[Work task]
In exact form, please repeat the records from their opening line down to the line with "Ansatz 0.2.0 |", including that line.

[Entries shown]
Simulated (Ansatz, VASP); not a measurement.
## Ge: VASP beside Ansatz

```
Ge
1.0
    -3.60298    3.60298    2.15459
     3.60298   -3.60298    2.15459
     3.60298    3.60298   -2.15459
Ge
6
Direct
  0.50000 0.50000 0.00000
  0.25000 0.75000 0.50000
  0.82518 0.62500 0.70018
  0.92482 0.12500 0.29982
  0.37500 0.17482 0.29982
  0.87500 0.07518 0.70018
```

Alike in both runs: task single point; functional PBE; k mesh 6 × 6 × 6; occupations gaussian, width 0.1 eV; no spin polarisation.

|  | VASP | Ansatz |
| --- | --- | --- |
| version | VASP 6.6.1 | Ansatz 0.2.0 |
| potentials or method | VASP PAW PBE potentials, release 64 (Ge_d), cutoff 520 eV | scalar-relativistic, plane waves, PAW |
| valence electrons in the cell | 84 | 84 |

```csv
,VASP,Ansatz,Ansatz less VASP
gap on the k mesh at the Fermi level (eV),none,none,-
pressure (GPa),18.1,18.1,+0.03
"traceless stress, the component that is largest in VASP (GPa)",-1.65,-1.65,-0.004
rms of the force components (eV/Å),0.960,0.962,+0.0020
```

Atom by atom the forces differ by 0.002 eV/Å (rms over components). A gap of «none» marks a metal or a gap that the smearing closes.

[Exercise solution]
Simulated (Ansatz, VASP); not a measurement.
## Ge: VASP beside Ansatz

```
Ge
1.0
    -3.60298    3.60298    2.15459
     3.60298   -3.60298    2.15459
     3.60298    3.60298   -2.15459
Ge
6
Direct
  0.50000 0.50000 0.00000
  0.25000 0.75000 0.50000
  0.82518 0.62500 0.70018
  0.92482 0.12500 0.29982
  0.37500 0.17482 0.29982
  0.87500 0.07518 0.70018
```

Alike in both runs: task single point; functional PBE; k mesh 6 × 6 × 6; occupations gaussian, width 0.1 eV; no spin polarisation.

|  | VASP | Ansatz |
| --- | --- | --- |
| version | VASP 6.6.1 | Ansatz 0.2.0 |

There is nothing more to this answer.